=== Data records ===
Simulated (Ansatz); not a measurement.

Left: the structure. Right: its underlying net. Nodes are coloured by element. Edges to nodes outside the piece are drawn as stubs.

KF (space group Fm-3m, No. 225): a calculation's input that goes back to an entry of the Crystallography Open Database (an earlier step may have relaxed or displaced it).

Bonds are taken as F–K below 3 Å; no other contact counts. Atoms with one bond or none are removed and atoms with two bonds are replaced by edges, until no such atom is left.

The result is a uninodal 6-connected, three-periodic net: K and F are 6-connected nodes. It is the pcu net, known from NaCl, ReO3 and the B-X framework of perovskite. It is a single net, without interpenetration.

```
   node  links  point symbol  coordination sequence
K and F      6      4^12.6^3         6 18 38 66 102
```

=== Assignment ===
Every entry, from first to last, is to be reproduced exactly.

=== Exercise answer ===
Simulated (Ansatz); not a measurement.

Left: the structure. Right: its underlying net. Nodes are coloured by element. Edges to nodes outside the piece are drawn as stubs.

KF (space group Fm-3m, No. 225): a calculation's input that goes back to an entry of the Crystallography Open Database (an earlier step may have relaxed or displaced it).

Bonds are taken as F–K below 3 Å; no other contact counts. Atoms with one bond or none are removed and atoms with two bonds are replaced by edges, until no such atom is left.

The result is a uninodal 6-connected, three-periodic net: K and F are 6-connected nodes. It is the pcu net, known from NaCl, ReO3 and the B-X framework of perovskite. It is a single net, without interpenetration.

```
   node  links  point symbol  coordination sequence
K and F      6      4^12.6^3         6 18 38 66 102
```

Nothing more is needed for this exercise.